> [Required action]:
Using the entries below, write out the line with "Ansatz 0.2.0 |", the line with "3.6 | +0.05 |", and every line in between, exactly as each is written.

> [Recorded information]:
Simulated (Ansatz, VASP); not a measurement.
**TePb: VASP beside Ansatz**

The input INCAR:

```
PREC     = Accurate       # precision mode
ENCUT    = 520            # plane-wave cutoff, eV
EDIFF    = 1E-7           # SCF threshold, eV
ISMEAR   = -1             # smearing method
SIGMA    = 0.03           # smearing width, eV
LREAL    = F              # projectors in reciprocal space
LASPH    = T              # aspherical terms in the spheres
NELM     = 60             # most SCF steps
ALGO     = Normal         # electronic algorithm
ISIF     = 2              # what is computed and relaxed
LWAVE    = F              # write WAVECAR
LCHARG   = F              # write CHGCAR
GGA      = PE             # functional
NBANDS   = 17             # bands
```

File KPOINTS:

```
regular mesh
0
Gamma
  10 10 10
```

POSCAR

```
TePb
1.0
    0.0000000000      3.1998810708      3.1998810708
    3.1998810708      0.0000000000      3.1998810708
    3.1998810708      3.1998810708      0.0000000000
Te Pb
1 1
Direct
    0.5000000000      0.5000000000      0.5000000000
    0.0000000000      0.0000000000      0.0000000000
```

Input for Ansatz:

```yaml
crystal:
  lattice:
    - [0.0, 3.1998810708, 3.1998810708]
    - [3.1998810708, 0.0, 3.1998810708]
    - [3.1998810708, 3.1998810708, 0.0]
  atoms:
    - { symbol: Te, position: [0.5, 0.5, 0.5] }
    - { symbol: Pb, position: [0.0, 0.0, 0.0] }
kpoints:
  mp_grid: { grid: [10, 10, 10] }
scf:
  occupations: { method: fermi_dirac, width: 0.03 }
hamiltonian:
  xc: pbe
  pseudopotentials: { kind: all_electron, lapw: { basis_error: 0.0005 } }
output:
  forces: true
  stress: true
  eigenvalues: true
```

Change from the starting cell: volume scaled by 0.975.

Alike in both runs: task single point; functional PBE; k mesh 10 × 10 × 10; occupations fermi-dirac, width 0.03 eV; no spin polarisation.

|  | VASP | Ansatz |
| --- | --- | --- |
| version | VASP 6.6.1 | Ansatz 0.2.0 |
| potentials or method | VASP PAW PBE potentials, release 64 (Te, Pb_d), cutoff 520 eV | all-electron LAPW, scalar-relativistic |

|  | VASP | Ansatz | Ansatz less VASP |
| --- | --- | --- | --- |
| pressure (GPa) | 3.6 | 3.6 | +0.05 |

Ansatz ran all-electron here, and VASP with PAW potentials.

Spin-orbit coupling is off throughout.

> [Answer section]:
| version | VASP 6.6.1 | Ansatz 0.2.0 |
| potentials or method | VASP PAW PBE potentials, release 64 (Te, Pb_d), cutoff 520 eV | all-electron LAPW, scalar-relativistic |

|  | VASP | Ansatz | Ansatz less VASP |
| --- | --- | --- | --- |
| pressure (GPa) | 3.6 | 3.6 | +0.05 |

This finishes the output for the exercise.